BRIEF - Reproduce all the entries precisely.

==*==

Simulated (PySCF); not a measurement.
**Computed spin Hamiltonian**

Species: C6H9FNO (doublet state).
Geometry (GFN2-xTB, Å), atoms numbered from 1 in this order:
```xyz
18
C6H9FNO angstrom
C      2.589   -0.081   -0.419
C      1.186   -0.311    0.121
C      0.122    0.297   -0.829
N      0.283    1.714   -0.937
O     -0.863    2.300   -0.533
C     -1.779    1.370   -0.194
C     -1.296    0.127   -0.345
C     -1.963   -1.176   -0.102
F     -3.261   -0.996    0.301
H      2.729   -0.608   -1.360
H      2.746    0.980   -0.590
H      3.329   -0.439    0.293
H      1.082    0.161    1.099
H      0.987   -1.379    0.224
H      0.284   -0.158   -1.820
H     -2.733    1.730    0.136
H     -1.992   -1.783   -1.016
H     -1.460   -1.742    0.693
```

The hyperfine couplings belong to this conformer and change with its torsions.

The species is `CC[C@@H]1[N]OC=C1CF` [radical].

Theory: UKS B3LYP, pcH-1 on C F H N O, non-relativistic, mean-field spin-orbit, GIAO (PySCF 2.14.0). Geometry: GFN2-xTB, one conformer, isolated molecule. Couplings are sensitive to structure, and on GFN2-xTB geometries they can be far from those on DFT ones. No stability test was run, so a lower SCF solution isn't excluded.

==*==

EXERCISE ANSWER -
Simulated (PySCF); not a measurement.
**Computed spin Hamiltonian**

Species: C6H9FNO (doublet state).
Geometry (GFN2-xTB, Å), atoms numbered from 1 in this order:
```xyz
18
C6H9FNO angstrom
C      2.589   -0.081   -0.419
C      1.186   -0.311    0.121
C      0.122    0.297   -0.829
N      0.283    1.714   -0.937
O     -0.863    2.300   -0.533
C     -1.779    1.370   -0.194
C     -1.296    0.127   -0.345
C     -1.963   -1.176   -0.102
F     -3.261   -0.996    0.301
H      2.729   -0.608   -1.360
H      2.746    0.980   -0.590
H      3.329   -0.439    0.293
H      1.082    0.161    1.099
H      0.987   -1.379    0.224
H      0.284   -0.158   -1.820
H     -2.733    1.730    0.136
H     -1.992   -1.783   -1.016
H     -1.460   -1.742    0.693
```

The hyperfine couplings belong to this conformer and change with its torsions.

The species is `CC[C@@H]1[N]OC=C1CF` [radical].

Theory: UKS B3LYP, pcH-1 on C F H N O, non-relativistic, mean-field spin-orbit, GIAO (PySCF 2.14.0). Geometry: GFN2-xTB, one conformer, isolated molecule. Couplings are sensitive to structure, and on GFN2-xTB geometries they can be far from those on DFT ones. No stability test was run, so a lower SCF solution isn't excluded.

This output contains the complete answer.